Data under study Block Start

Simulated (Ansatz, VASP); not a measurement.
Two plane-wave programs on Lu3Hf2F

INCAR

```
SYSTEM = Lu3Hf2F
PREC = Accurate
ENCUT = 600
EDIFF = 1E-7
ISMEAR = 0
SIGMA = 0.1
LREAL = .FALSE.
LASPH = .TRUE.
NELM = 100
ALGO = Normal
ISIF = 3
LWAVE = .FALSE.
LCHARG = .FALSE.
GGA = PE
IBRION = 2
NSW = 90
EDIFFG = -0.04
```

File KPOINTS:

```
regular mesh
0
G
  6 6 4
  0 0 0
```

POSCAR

Data under study Block End

*Requirement*:
Give the listing above again in full, with no word altered.

*Reply*:
Simulated (Ansatz, VASP); not a measurement.
Two plane-wave programs on Lu3Hf2F

INCAR

```
SYSTEM = Lu3Hf2F
PREC = Accurate
ENCUT = 600
EDIFF = 1E-7
ISMEAR = 0
SIGMA = 0.1
LREAL = .FALSE.
LASPH = .TRUE.
NELM = 100
ALGO = Normal
ISIF = 3
LWAVE = .FALSE.
LCHARG = .FALSE.
GGA = PE
IBRION = 2
NSW = 90
EDIFFG = -0.04
```

File KPOINTS:

```
regular mesh
0
G
  6 6 4
  0 0 0
```

POSCAR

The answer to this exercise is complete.